## WORK TASK
Print the whole listing, unchanged.

## DATA LISTING
- - -

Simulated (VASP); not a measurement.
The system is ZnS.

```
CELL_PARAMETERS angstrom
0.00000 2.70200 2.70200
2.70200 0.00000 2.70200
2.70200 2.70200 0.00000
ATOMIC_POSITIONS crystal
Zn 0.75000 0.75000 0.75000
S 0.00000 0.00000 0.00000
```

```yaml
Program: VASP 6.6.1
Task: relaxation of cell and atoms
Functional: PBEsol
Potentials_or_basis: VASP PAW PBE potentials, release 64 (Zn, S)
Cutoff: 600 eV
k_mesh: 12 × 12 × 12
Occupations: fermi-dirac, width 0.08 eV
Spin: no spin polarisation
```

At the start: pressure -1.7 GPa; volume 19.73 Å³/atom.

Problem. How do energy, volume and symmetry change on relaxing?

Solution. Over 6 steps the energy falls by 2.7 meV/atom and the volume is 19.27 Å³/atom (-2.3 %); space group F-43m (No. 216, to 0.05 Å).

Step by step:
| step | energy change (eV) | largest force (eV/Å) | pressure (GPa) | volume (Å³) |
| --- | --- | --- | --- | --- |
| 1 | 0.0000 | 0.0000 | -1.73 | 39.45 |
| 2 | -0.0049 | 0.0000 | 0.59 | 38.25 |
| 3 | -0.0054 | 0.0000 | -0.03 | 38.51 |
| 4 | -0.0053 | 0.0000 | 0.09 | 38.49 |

- - -

## TASK ANSWER
Simulated (VASP); not a measurement.
The system is ZnS.

```
CELL_PARAMETERS angstrom
0.00000 2.70200 2.70200
2.70200 0.00000 2.70200
2.70200 2.70200 0.00000
ATOMIC_POSITIONS crystal
Zn 0.75000 0.75000 0.75000
S 0.00000 0.00000 0.00000
```

```yaml
Program: VASP 6.6.1
Task: relaxation of cell and atoms
Functional: PBEsol
Potentials_or_basis: VASP PAW PBE potentials, release 64 (Zn, S)
Cutoff: 600 eV
k_mesh: 12 × 12 × 12
Occupations: fermi-dirac, width 0.08 eV
Spin: no spin polarisation
```

At the start: pressure -1.7 GPa; volume 19.73 Å³/atom.

Problem. How do energy, volume and symmetry change on relaxing?

Solution. Over 6 steps the energy falls by 2.7 meV/atom and the volume is 19.27 Å³/atom (-2.3 %); space group F-43m (No. 216, to 0.05 Å).

Step by step:
| step | energy change (eV) | largest force (eV/Å) | pressure (GPa) | volume (Å³) |
| --- | --- | --- | --- | --- |
| 1 | 0.0000 | 0.0000 | -1.73 | 39.45 |
| 2 | -0.0049 | 0.0000 | 0.59 | 38.25 |
| 3 | -0.0054 | 0.0000 | -0.03 | 38.51 |
| 4 | -0.0053 | 0.0000 | 0.09 | 38.49 |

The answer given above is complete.